■ **DATA LISTING**:
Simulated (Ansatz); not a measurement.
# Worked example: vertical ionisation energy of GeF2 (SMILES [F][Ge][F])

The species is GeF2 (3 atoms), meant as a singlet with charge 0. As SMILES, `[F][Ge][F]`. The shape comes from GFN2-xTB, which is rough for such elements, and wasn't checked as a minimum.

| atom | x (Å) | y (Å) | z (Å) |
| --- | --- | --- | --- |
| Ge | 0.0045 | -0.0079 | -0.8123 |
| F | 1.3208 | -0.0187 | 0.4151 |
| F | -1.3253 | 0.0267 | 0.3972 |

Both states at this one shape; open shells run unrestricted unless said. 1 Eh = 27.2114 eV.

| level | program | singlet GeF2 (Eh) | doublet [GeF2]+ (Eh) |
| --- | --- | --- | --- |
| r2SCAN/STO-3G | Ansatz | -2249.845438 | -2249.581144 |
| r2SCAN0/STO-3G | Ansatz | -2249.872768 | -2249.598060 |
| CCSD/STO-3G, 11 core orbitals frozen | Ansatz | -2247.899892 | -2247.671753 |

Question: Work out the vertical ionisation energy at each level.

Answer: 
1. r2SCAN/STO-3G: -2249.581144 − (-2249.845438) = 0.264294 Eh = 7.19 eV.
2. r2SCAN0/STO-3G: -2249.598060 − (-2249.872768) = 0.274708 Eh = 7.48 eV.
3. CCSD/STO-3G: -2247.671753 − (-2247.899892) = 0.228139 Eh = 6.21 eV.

■ **ACTIVITY**:
Could you reproduce every record above exactly as it appears?

■ **WRITTEN SOLUTION**:
Simulated (Ansatz); not a measurement.
# Worked example: vertical ionisation energy of GeF2 (SMILES [F][Ge][F])

The species is GeF2 (3 atoms), meant as a singlet with charge 0. As SMILES, `[F][Ge][F]`. The shape comes from GFN2-xTB, which is rough for such elements, and wasn't checked as a minimum.

| atom | x (Å) | y (Å) | z (Å) |
| --- | --- | --- | --- |
| Ge | 0.0045 | -0.0079 | -0.8123 |
| F | 1.3208 | -0.0187 | 0.4151 |
| F | -1.3253 | 0.0267 | 0.3972 |

Both states at this one shape; open shells run unrestricted unless said. 1 Eh = 27.2114 eV.

| level | program | singlet GeF2 (Eh) | doublet [GeF2]+ (Eh) |
| --- | --- | --- | --- |
| r2SCAN/STO-3G | Ansatz | -2249.845438 | -2249.581144 |
| r2SCAN0/STO-3G | Ansatz | -2249.872768 | -2249.598060 |
| CCSD/STO-3G, 11 core orbitals frozen | Ansatz | -2247.899892 | -2247.671753 |

Question: Work out the vertical ionisation energy at each level.

Answer: 
1. r2SCAN/STO-3G: -2249.581144 − (-2249.845438) = 0.264294 Eh = 7.19 eV.
2. r2SCAN0/STO-3G: -2249.598060 − (-2249.872768) = 0.274708 Eh = 7.48 eV.
3. CCSD/STO-3G: -2247.671753 − (-2247.899892) = 0.228139 Eh = 6.21 eV.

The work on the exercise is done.